Required action - Every line of the material is to be reproduced verbatim.

(Beginning of Material provided)

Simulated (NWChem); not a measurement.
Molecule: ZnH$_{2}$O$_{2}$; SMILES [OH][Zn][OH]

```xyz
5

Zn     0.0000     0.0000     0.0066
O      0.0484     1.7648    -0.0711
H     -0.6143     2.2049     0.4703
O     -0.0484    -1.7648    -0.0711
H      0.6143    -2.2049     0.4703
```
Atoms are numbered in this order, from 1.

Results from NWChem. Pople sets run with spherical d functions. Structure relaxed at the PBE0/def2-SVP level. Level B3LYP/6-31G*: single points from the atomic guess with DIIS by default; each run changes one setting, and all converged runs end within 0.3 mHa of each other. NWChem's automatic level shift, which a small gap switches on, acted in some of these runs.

(End of Material provided)

Your response -
Simulated (NWChem); not a measurement.
Molecule: ZnH$_{2}$O$_{2}$; SMILES [OH][Zn][OH]

```xyz
5

Zn     0.0000     0.0000     0.0066
O      0.0484     1.7648    -0.0711
H     -0.6143     2.2049     0.4703
O     -0.0484    -1.7648    -0.0711
H      0.6143    -2.2049     0.4703
```
Atoms are numbered in this order, from 1.

Results from NWChem. Pople sets run with spherical d functions. Structure relaxed at the PBE0/def2-SVP level. Level B3LYP/6-31G*: single points from the atomic guess with DIIS by default; each run changes one setting, and all converged runs end within 0.3 mHa of each other. NWChem's automatic level shift, which a small gap switches on, acted in some of these runs.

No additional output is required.